━━━
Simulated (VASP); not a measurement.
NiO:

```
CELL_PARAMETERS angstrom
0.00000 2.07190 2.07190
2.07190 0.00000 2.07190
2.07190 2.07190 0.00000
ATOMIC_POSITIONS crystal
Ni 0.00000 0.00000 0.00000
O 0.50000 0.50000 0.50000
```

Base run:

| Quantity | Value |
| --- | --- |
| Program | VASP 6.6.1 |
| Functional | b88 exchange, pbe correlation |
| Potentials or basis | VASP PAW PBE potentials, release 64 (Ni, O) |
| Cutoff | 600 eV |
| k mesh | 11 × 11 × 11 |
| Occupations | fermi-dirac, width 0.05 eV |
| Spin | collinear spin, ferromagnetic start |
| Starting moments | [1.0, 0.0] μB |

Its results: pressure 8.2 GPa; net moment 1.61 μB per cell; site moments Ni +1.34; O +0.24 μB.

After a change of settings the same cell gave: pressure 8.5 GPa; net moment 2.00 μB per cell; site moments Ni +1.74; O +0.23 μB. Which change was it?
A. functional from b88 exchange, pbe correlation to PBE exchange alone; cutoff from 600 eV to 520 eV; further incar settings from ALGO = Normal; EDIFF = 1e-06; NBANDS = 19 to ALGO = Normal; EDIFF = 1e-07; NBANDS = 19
━━━

Work order
Starting at the first line of the listing, retype every line up to and including the one with "After a change".

Exercise solution
Simulated (VASP); not a measurement.
NiO:

```
CELL_PARAMETERS angstrom
0.00000 2.07190 2.07190
2.07190 0.00000 2.07190
2.07190 2.07190 0.00000
ATOMIC_POSITIONS crystal
Ni 0.00000 0.00000 0.00000
O 0.50000 0.50000 0.50000
```

Base run:

| Quantity | Value |
| --- | --- |
| Program | VASP 6.6.1 |
| Functional | b88 exchange, pbe correlation |
| Potentials or basis | VASP PAW PBE potentials, release 64 (Ni, O) |
| Cutoff | 600 eV |
| k mesh | 11 × 11 × 11 |
| Occupations | fermi-dirac, width 0.05 eV |
| Spin | collinear spin, ferromagnetic start |
| Starting moments | [1.0, 0.0] μB |

Its results: pressure 8.2 GPa; net moment 1.61 μB per cell; site moments Ni +1.34; O +0.24 μB.

After a change of settings the same cell gave: pressure 8.5 GPa; net moment 2.00 μB per cell; site moments Ni +1.74; O +0.23 μB. Which change was it?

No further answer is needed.